DATA:
***

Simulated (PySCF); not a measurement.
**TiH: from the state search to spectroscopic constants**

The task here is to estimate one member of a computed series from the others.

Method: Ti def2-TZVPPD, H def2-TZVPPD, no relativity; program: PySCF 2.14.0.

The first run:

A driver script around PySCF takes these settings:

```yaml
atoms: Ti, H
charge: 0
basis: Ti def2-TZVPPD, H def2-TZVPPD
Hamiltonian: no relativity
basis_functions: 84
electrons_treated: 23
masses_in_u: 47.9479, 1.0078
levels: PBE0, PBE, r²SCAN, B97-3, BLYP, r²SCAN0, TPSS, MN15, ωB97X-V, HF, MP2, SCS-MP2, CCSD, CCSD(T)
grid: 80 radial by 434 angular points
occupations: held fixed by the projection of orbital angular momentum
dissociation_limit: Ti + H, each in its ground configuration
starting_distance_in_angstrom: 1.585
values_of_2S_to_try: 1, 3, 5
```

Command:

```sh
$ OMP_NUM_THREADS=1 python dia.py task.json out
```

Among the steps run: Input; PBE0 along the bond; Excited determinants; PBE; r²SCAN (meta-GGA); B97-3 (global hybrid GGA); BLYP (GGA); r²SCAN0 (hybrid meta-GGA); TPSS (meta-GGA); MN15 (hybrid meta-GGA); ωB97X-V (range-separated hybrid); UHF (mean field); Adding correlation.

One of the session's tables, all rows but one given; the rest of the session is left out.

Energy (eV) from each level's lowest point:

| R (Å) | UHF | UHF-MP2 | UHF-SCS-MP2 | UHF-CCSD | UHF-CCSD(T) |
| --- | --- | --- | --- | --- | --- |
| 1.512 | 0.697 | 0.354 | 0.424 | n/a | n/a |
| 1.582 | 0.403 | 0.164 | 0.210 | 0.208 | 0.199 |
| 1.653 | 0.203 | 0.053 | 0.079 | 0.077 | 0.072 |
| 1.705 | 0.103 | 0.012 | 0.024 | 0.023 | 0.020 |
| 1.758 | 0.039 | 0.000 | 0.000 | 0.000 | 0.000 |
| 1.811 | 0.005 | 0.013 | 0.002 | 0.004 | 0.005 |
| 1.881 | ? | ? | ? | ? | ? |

***

ASSIGNMENT:
For this exercise, output exactly the lines above from the line with "to spectroscopic constants**" to the line with "0.004 | 0.005 |", counting both, and leave out the rest.

YOUR RESPONSE:
**TiH: from the state search to spectroscopic constants**

The task here is to estimate one member of a computed series from the others.

Method: Ti def2-TZVPPD, H def2-TZVPPD, no relativity; program: PySCF 2.14.0.

The first run:

A driver script around PySCF takes these settings:

```yaml
atoms: Ti, H
charge: 0
basis: Ti def2-TZVPPD, H def2-TZVPPD
Hamiltonian: no relativity
basis_functions: 84
electrons_treated: 23
masses_in_u: 47.9479, 1.0078
levels: PBE0, PBE, r²SCAN, B97-3, BLYP, r²SCAN0, TPSS, MN15, ωB97X-V, HF, MP2, SCS-MP2, CCSD, CCSD(T)
grid: 80 radial by 434 angular points
occupations: held fixed by the projection of orbital angular momentum
dissociation_limit: Ti + H, each in its ground configuration
starting_distance_in_angstrom: 1.585
values_of_2S_to_try: 1, 3, 5
```

Command:

```sh
$ OMP_NUM_THREADS=1 python dia.py task.json out
```

Among the steps run: Input; PBE0 along the bond; Excited determinants; PBE; r²SCAN (meta-GGA); B97-3 (global hybrid GGA); BLYP (GGA); r²SCAN0 (hybrid meta-GGA); TPSS (meta-GGA); MN15 (hybrid meta-GGA); ωB97X-V (range-separated hybrid); UHF (mean field); Adding correlation.

One of the session's tables, all rows but one given; the rest of the session is left out.

Energy (eV) from each level's lowest point:

| R (Å) | UHF | UHF-MP2 | UHF-SCS-MP2 | UHF-CCSD | UHF-CCSD(T) |
| --- | --- | --- | --- | --- | --- |
| 1.512 | 0.697 | 0.354 | 0.424 | n/a | n/a |
| 1.582 | 0.403 | 0.164 | 0.210 | 0.208 | 0.199 |
| 1.653 | 0.203 | 0.053 | 0.079 | 0.077 | 0.072 |
| 1.705 | 0.103 | 0.012 | 0.024 | 0.023 | 0.020 |
| 1.758 | 0.039 | 0.000 | 0.000 | 0.000 | 0.000 |
| 1.811 | 0.005 | 0.013 | 0.002 | 0.004 | 0.005 |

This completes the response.